ASSIGNED TASK: Look in the material below for the line with "Change from the" and the line with "VASP's potentials were", then set down exactly those two lines and all lines between, nothing more.

*****
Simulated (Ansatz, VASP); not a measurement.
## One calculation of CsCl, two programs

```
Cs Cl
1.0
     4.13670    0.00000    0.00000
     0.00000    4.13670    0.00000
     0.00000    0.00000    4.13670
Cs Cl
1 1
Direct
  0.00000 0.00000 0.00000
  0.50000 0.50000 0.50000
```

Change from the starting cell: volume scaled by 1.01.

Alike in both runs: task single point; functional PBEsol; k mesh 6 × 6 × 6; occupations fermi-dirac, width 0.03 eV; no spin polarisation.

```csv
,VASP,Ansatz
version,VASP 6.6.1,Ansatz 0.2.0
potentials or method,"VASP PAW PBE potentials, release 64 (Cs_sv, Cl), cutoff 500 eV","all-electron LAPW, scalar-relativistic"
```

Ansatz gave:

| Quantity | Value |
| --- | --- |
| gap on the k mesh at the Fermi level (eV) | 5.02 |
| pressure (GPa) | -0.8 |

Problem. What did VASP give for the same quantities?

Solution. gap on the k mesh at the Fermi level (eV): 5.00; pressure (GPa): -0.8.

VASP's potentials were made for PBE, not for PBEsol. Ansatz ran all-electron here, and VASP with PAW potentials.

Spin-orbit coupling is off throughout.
*****

ANSWER BOX:
Change from the starting cell: volume scaled by 1.01.

Alike in both runs: task single point; functional PBEsol; k mesh 6 × 6 × 6; occupations fermi-dirac, width 0.03 eV; no spin polarisation.

```csv
,VASP,Ansatz
version,VASP 6.6.1,Ansatz 0.2.0
potentials or method,"VASP PAW PBE potentials, release 64 (Cs_sv, Cl), cutoff 500 eV","all-electron LAPW, scalar-relativistic"
```

Ansatz gave:

| Quantity | Value |
| --- | --- |
| gap on the k mesh at the Fermi level (eV) | 5.02 |
| pressure (GPa) | -0.8 |

Problem. What did VASP give for the same quantities?

Solution. gap on the k mesh at the Fermi level (eV): 5.00; pressure (GPa): -0.8.

VASP's potentials were made for PBE, not for PBEsol. Ansatz ran all-electron here, and VASP with PAW potentials.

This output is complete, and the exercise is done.